:: Data for review ::
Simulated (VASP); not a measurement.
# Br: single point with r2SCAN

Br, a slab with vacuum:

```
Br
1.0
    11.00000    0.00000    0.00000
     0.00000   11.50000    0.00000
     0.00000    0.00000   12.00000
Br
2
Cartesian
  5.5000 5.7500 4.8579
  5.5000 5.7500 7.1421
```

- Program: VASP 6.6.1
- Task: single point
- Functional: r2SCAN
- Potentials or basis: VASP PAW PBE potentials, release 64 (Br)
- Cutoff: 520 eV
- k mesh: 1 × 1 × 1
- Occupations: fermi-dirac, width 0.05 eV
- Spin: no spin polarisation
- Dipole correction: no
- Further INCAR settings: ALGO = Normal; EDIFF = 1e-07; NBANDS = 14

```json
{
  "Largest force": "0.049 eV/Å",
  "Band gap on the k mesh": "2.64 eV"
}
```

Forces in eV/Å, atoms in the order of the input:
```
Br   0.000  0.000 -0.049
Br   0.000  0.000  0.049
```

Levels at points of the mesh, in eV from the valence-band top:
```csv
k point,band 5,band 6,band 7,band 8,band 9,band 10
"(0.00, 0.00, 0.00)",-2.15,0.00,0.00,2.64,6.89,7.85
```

:: Action item ::
Word for word, reproduce every record shown above.

:: Exercise response ::
Simulated (VASP); not a measurement.
# Br: single point with r2SCAN

Br, a slab with vacuum:

```
Br
1.0
    11.00000    0.00000    0.00000
     0.00000   11.50000    0.00000
     0.00000    0.00000   12.00000
Br
2
Cartesian
  5.5000 5.7500 4.8579
  5.5000 5.7500 7.1421
```

- Program: VASP 6.6.1
- Task: single point
- Functional: r2SCAN
- Potentials or basis: VASP PAW PBE potentials, release 64 (Br)
- Cutoff: 520 eV
- k mesh: 1 × 1 × 1
- Occupations: fermi-dirac, width 0.05 eV
- Spin: no spin polarisation
- Dipole correction: no
- Further INCAR settings: ALGO = Normal; EDIFF = 1e-07; NBANDS = 14

```json
{
  "Largest force": "0.049 eV/Å",
  "Band gap on the k mesh": "2.64 eV"
}
```

Forces in eV/Å, atoms in the order of the input:
```
Br   0.000  0.000 -0.049
Br   0.000  0.000  0.049
```

Levels at points of the mesh, in eV from the valence-band top:
```csv
k point,band 5,band 6,band 7,band 8,band 9,band 10
"(0.00, 0.00, 0.00)",-2.15,0.00,0.00,2.64,6.89,7.85
```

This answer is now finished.